▸ REQUIREMENT:
Restate word for word the lines of the data below, from the first through the one that has "Q: Which of".

*** Block opens ***

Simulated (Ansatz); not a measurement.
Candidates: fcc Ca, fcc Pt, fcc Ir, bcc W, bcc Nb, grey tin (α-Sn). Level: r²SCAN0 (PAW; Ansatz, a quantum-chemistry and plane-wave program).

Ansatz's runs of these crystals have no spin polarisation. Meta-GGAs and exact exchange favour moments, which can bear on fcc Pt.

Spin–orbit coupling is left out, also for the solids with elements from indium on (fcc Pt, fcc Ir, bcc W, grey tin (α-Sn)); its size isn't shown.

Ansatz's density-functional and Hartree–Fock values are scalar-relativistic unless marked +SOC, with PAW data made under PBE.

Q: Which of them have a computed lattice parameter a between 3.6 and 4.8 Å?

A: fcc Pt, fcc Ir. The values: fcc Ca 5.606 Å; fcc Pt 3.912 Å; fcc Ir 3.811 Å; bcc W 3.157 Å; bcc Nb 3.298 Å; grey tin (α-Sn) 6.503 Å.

*** Block closes ***

▸ RESPONSE BOX:
Simulated (Ansatz); not a measurement.
Candidates: fcc Ca, fcc Pt, fcc Ir, bcc W, bcc Nb, grey tin (α-Sn). Level: r²SCAN0 (PAW; Ansatz, a quantum-chemistry and plane-wave program).

Ansatz's runs of these crystals have no spin polarisation. Meta-GGAs and exact exchange favour moments, which can bear on fcc Pt.

Spin–orbit coupling is left out, also for the solids with elements from indium on (fcc Pt, fcc Ir, bcc W, grey tin (α-Sn)); its size isn't shown.

Ansatz's density-functional and Hartree–Fock values are scalar-relativistic unless marked +SOC, with PAW data made under PBE.

Q: Which of them have a computed lattice parameter a between 3.6 and 4.8 Å?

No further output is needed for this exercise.